▸ Activity: Transcribe the lines from the start of the data below through the line with "The device is", word for word and nothing more.

- - - -

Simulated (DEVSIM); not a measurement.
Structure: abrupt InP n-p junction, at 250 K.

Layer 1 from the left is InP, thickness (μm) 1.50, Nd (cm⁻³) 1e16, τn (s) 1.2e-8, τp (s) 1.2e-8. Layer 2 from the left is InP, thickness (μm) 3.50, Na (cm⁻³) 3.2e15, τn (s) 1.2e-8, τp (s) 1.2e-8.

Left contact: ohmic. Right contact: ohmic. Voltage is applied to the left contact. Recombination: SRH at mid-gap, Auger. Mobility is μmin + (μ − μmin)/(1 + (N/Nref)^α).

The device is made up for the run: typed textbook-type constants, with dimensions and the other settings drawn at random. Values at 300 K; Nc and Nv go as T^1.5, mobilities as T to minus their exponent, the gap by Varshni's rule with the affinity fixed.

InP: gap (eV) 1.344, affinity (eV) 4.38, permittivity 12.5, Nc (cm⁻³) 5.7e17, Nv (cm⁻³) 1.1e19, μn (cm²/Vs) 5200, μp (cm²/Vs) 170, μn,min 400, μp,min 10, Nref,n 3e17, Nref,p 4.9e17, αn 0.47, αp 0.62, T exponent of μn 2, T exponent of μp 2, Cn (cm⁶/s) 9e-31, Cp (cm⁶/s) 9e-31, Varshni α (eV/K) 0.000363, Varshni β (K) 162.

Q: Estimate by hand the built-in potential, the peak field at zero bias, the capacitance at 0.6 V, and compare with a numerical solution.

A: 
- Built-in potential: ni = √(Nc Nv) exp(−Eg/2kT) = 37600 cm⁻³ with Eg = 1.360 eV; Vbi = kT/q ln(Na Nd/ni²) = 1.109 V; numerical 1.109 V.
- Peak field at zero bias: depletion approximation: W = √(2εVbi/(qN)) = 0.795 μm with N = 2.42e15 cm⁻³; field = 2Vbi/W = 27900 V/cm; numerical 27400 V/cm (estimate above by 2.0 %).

- - - -

▸ Written reply:
Simulated (DEVSIM); not a measurement.
Structure: abrupt InP n-p junction, at 250 K.

Layer 1 from the left is InP, thickness (μm) 1.50, Nd (cm⁻³) 1e16, τn (s) 1.2e-8, τp (s) 1.2e-8. Layer 2 from the left is InP, thickness (μm) 3.50, Na (cm⁻³) 3.2e15, τn (s) 1.2e-8, τp (s) 1.2e-8.

Left contact: ohmic. Right contact: ohmic. Voltage is applied to the left contact. Recombination: SRH at mid-gap, Auger. Mobility is μmin + (μ − μmin)/(1 + (N/Nref)^α).

The device is made up for the run: typed textbook-type constants, with dimensions and the other settings drawn at random. Values at 300 K; Nc and Nv go as T^1.5, mobilities as T to minus their exponent, the gap by Varshni's rule with the affinity fixed.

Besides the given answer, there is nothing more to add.